___ Listed records ___

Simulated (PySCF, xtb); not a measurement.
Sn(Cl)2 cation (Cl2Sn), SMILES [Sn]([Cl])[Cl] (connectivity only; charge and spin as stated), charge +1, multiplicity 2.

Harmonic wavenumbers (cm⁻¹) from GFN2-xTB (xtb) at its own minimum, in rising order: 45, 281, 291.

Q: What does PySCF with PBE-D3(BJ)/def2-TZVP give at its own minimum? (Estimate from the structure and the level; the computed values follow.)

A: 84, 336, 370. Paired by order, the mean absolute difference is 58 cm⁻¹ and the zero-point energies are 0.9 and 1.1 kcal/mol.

___

**Work instruction**
Please copy each line above exactly as written.

**Written solution**
Simulated (PySCF, xtb); not a measurement.
Sn(Cl)2 cation (Cl2Sn), SMILES [Sn]([Cl])[Cl] (connectivity only; charge and spin as stated), charge +1, multiplicity 2.

Harmonic wavenumbers (cm⁻¹) from GFN2-xTB (xtb) at its own minimum, in rising order: 45, 281, 291.

Q: What does PySCF with PBE-D3(BJ)/def2-TZVP give at its own minimum? (Estimate from the structure and the level; the computed values follow.)

A: 84, 336, 370. Paired by order, the mean absolute difference is 58 cm⁻¹ and the zero-point energies are 0.9 and 1.1 kcal/mol.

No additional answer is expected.